◆ **BRIEF**
Reproduce the opening lines of the records exactly, up to and including the line in which "Spectroscopic constants of" occurs.

───── SUPPLIED RECORDS ─────
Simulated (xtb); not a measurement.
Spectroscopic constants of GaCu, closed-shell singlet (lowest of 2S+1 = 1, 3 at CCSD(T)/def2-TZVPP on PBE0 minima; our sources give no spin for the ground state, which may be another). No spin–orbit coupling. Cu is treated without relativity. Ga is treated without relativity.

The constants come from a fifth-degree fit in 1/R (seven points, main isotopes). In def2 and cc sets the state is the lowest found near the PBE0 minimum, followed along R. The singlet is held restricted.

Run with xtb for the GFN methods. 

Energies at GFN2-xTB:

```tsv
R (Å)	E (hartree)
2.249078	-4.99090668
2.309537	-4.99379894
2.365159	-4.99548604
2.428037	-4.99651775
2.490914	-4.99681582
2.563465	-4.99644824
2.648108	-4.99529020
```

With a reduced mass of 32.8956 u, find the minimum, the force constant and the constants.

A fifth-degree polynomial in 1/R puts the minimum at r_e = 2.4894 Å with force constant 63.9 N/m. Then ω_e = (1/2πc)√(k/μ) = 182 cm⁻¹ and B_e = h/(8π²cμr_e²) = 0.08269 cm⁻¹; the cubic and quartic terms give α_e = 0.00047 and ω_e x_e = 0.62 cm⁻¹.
─────

◆ **TASK RESULT**
Simulated (xtb); not a measurement.
Spectroscopic constants of GaCu, closed-shell singlet (lowest of 2S+1 = 1, 3 at CCSD(T)/def2-TZVPP on PBE0 minima; our sources give no spin for the ground state, which may be another). No spin–orbit coupling. Cu is treated without relativity. Ga is treated without relativity.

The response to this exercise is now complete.